+-------+
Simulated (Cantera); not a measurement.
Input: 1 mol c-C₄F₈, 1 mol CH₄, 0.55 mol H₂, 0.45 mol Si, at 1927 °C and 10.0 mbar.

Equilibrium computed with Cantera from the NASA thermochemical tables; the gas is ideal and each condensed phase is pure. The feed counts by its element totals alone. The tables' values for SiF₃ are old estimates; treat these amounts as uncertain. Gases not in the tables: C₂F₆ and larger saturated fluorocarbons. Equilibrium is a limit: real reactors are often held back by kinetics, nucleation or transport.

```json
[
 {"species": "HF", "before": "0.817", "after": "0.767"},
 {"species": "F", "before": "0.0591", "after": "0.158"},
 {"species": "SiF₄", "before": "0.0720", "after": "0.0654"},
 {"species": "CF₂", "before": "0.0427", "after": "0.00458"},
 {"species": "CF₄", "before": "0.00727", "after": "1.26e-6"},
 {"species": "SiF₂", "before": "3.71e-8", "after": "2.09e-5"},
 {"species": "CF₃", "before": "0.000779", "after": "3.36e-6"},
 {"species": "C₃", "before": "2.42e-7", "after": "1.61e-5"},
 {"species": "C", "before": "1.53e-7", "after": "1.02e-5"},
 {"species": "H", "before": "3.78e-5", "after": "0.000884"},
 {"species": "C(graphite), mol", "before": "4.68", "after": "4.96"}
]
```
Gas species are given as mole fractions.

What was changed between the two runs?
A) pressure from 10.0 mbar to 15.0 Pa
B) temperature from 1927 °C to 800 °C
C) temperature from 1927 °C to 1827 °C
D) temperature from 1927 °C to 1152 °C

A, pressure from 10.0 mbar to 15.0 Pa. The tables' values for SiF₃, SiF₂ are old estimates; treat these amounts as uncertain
+-------+

Work item ->
Output, exactly and in full, the lines from the start of the entries above through the line that contains "D) temperature from 1927 °C to 1152 °C".

Task result ->
Simulated (Cantera); not a measurement.
Input: 1 mol c-C₄F₈, 1 mol CH₄, 0.55 mol H₂, 0.45 mol Si, at 1927 °C and 10.0 mbar.

Equilibrium computed with Cantera from the NASA thermochemical tables; the gas is ideal and each condensed phase is pure. The feed counts by its element totals alone. The tables' values for SiF₃ are old estimates; treat these amounts as uncertain. Gases not in the tables: C₂F₆ and larger saturated fluorocarbons. Equilibrium is a limit: real reactors are often held back by kinetics, nucleation or transport.

```json
[
 {"species": "HF", "before": "0.817", "after": "0.767"},
 {"species": "F", "before": "0.0591", "after": "0.158"},
 {"species": "SiF₄", "before": "0.0720", "after": "0.0654"},
 {"species": "CF₂", "before": "0.0427", "after": "0.00458"},
 {"species": "CF₄", "before": "0.00727", "after": "1.26e-6"},
 {"species": "SiF₂", "before": "3.71e-8", "after": "2.09e-5"},
 {"species": "CF₃", "before": "0.000779", "after": "3.36e-6"},
 {"species": "C₃", "before": "2.42e-7", "after": "1.61e-5"},
 {"species": "C", "before": "1.53e-7", "after": "1.02e-5"},
 {"species": "H", "before": "3.78e-5", "after": "0.000884"},
 {"species": "C(graphite), mol", "before": "4.68", "after": "4.96"}
]
```
Gas species are given as mole fractions.

What was changed between the two runs?
A) pressure from 10.0 mbar to 15.0 Pa
B) temperature from 1927 °C to 800 °C
C) temperature from 1927 °C to 1827 °C
D) temperature from 1927 °C to 1152 °C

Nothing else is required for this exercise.